▶ [DATA EXTRACT]
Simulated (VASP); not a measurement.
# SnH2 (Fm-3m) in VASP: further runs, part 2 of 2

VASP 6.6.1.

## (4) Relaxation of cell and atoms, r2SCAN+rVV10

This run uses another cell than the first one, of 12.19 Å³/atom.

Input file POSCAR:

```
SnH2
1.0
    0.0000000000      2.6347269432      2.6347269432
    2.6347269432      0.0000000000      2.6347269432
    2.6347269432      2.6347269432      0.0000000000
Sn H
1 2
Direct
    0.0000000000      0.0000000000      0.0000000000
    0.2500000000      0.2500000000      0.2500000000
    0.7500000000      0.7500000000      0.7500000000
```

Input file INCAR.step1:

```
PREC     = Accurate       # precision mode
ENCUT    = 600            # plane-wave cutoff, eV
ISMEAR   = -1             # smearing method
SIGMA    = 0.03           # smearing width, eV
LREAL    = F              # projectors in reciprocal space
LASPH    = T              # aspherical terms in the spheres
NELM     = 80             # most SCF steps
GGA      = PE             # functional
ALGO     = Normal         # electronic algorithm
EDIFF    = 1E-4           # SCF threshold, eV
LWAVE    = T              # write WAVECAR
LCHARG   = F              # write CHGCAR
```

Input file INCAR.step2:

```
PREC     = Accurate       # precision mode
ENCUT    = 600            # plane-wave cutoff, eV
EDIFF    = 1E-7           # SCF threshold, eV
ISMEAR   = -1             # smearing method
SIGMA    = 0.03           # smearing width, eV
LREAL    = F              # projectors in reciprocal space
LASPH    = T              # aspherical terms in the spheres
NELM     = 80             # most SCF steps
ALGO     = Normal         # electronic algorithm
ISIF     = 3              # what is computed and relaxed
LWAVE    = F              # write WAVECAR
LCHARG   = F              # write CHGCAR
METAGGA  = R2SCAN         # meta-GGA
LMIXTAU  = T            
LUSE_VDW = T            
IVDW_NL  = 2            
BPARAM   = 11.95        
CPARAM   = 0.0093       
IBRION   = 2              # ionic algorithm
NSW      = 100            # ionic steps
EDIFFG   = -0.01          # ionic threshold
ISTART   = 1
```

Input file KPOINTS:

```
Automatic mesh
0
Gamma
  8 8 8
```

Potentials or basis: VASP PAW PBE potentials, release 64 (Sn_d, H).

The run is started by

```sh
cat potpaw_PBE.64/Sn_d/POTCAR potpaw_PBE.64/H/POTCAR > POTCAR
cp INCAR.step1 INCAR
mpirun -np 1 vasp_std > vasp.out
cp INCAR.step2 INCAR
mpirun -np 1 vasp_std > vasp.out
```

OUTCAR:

▶ [WORK REQUEST]
Starting with the first line of the records above, give back each line exactly until the line with "The run is started by" has been given as well.

▶ [PROBLEM SOLUTION]
Simulated (VASP); not a measurement.
# SnH2 (Fm-3m) in VASP: further runs, part 2 of 2

VASP 6.6.1.

## (4) Relaxation of cell and atoms, r2SCAN+rVV10

This run uses another cell than the first one, of 12.19 Å³/atom.

Input file POSCAR:

```
SnH2
1.0
    0.0000000000      2.6347269432      2.6347269432
    2.6347269432      0.0000000000      2.6347269432
    2.6347269432      2.6347269432      0.0000000000
Sn H
1 2
Direct
    0.0000000000      0.0000000000      0.0000000000
    0.2500000000      0.2500000000      0.2500000000
    0.7500000000      0.7500000000      0.7500000000
```

Input file INCAR.step1:

```
PREC     = Accurate       # precision mode
ENCUT    = 600            # plane-wave cutoff, eV
ISMEAR   = -1             # smearing method
SIGMA    = 0.03           # smearing width, eV
LREAL    = F              # projectors in reciprocal space
LASPH    = T              # aspherical terms in the spheres
NELM     = 80             # most SCF steps
GGA      = PE             # functional
ALGO     = Normal         # electronic algorithm
EDIFF    = 1E-4           # SCF threshold, eV
LWAVE    = T              # write WAVECAR
LCHARG   = F              # write CHGCAR
```

Input file INCAR.step2:

```
PREC     = Accurate       # precision mode
ENCUT    = 600            # plane-wave cutoff, eV
EDIFF    = 1E-7           # SCF threshold, eV
ISMEAR   = -1             # smearing method
SIGMA    = 0.03           # smearing width, eV
LREAL    = F              # projectors in reciprocal space
LASPH    = T              # aspherical terms in the spheres
NELM     = 80             # most SCF steps
ALGO     = Normal         # electronic algorithm
ISIF     = 3              # what is computed and relaxed
LWAVE    = F              # write WAVECAR
LCHARG   = F              # write CHGCAR
METAGGA  = R2SCAN         # meta-GGA
LMIXTAU  = T            
LUSE_VDW = T            
IVDW_NL  = 2            
BPARAM   = 11.95        
CPARAM   = 0.0093       
IBRION   = 2              # ionic algorithm
NSW      = 100            # ionic steps
EDIFFG   = -0.01          # ionic threshold
ISTART   = 1
```

Input file KPOINTS:

```
Automatic mesh
0
Gamma
  8 8 8
```

Potentials or basis: VASP PAW PBE potentials, release 64 (Sn_d, H).

The run is started by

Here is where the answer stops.